Repeat exactly the opening lines of the records, ending with the line that contains "[PySCF 2.14.0 with".

ENTRIES SHOWN —
◇ ◇ ◇
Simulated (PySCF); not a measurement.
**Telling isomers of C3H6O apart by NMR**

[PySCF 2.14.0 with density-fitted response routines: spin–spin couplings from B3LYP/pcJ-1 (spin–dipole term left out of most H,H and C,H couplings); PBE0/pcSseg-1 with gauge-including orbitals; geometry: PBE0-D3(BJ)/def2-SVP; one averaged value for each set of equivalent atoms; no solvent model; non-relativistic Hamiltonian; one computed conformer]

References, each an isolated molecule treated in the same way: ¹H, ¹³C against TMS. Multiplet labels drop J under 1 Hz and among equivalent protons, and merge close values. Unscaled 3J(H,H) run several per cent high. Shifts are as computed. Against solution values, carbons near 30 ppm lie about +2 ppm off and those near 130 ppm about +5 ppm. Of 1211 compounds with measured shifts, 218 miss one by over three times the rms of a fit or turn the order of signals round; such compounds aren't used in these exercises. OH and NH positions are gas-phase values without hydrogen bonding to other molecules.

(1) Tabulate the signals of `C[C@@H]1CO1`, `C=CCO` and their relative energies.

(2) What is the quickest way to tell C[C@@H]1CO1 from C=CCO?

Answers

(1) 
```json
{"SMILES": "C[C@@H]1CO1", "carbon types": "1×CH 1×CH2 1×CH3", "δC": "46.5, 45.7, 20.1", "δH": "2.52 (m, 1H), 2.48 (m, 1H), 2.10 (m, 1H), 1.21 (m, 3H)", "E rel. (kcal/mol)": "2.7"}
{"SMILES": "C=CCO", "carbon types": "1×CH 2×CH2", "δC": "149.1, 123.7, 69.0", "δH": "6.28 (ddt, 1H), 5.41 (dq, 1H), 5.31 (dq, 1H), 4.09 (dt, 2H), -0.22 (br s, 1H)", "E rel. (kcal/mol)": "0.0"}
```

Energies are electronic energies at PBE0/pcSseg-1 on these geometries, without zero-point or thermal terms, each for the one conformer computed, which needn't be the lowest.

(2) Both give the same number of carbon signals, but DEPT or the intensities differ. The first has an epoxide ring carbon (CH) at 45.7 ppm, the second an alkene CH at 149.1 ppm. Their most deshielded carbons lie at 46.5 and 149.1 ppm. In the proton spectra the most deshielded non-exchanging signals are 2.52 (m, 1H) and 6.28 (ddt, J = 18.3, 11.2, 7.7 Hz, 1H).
◇ ◇ ◇

ANSWER BOX —
Simulated (PySCF); not a measurement.
**Telling isomers of C3H6O apart by NMR**

[PySCF 2.14.0 with density-fitted response routines: spin–spin couplings from B3LYP/pcJ-1 (spin–dipole term left out of most H,H and C,H couplings); PBE0/pcSseg-1 with gauge-including orbitals; geometry: PBE0-D3(BJ)/def2-SVP; one averaged value for each set of equivalent atoms; no solvent model; non-relativistic Hamiltonian; one computed conformer]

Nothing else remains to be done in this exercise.